DATA EXTRACT »
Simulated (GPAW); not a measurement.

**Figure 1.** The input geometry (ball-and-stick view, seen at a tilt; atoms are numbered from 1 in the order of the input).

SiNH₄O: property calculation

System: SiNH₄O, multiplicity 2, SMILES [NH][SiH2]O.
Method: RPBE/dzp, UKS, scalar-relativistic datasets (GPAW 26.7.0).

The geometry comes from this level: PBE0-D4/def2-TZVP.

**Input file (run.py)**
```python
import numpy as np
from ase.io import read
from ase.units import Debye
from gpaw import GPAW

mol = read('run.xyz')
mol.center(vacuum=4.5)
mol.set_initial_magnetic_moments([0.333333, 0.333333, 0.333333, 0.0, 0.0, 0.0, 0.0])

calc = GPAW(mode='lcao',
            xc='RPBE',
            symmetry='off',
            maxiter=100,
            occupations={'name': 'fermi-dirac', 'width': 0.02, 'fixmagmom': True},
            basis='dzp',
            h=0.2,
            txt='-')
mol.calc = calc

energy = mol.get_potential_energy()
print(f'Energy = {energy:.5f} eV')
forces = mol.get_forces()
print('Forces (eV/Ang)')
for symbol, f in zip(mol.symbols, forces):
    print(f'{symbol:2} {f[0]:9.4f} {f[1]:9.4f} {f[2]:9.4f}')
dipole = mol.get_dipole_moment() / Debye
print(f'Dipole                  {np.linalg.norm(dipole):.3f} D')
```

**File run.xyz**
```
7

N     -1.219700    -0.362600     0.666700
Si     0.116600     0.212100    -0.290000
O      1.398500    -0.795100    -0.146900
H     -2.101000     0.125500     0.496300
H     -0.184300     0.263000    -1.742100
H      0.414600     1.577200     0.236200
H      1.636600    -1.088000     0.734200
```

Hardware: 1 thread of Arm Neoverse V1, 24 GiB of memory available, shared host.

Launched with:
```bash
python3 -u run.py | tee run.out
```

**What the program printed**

ASSIGNMENT » Beginning of the records through the line with "Method: RPBE/dzp, UKS, scalar-relativistic": return that span exactly and stop there.

TASK OUTPUT »
Simulated (GPAW); not a measurement.

**Figure 1.** The input geometry (ball-and-stick view, seen at a tilt; atoms are numbered from 1 in the order of the input).

SiNH₄O: property calculation

System: SiNH₄O, multiplicity 2, SMILES [NH][SiH2]O.
Method: RPBE/dzp, UKS, scalar-relativistic datasets (GPAW 26.7.0).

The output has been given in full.